Start of RECORDED INFORMATION

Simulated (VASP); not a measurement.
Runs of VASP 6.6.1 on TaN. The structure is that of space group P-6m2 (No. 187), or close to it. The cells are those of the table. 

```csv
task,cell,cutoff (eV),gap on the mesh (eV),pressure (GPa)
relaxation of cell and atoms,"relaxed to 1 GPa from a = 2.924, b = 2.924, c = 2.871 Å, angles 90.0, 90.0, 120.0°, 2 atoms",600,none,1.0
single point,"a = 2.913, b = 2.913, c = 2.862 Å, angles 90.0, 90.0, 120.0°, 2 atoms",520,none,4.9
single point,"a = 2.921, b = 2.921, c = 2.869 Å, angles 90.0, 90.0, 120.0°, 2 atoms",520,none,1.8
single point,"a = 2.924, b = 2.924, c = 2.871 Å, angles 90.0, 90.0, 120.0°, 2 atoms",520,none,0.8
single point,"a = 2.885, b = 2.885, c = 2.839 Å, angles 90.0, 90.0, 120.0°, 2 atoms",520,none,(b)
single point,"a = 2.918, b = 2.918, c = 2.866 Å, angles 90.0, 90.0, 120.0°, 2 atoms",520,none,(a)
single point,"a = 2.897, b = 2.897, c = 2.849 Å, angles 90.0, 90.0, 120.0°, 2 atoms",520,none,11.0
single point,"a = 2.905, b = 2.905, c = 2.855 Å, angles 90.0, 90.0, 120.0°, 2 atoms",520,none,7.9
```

End of RECORDED INFORMATION

WORK REQUEST
Print the entire listing above once more, with nothing changed.

ANSWER BOX
Simulated (VASP); not a measurement.
Runs of VASP 6.6.1 on TaN. The structure is that of space group P-6m2 (No. 187), or close to it. The cells are those of the table. 

```csv
task,cell,cutoff (eV),gap on the mesh (eV),pressure (GPa)
relaxation of cell and atoms,"relaxed to 1 GPa from a = 2.924, b = 2.924, c = 2.871 Å, angles 90.0, 90.0, 120.0°, 2 atoms",600,none,1.0
single point,"a = 2.913, b = 2.913, c = 2.862 Å, angles 90.0, 90.0, 120.0°, 2 atoms",520,none,4.9
single point,"a = 2.921, b = 2.921, c = 2.869 Å, angles 90.0, 90.0, 120.0°, 2 atoms",520,none,1.8
single point,"a = 2.924, b = 2.924, c = 2.871 Å, angles 90.0, 90.0, 120.0°, 2 atoms",520,none,0.8
single point,"a = 2.885, b = 2.885, c = 2.839 Å, angles 90.0, 90.0, 120.0°, 2 atoms",520,none,(b)
single point,"a = 2.918, b = 2.918, c = 2.866 Å, angles 90.0, 90.0, 120.0°, 2 atoms",520,none,(a)
single point,"a = 2.897, b = 2.897, c = 2.849 Å, angles 90.0, 90.0, 120.0°, 2 atoms",520,none,11.0
single point,"a = 2.905, b = 2.905, c = 2.855 Å, angles 90.0, 90.0, 120.0°, 2 atoms",520,none,7.9
```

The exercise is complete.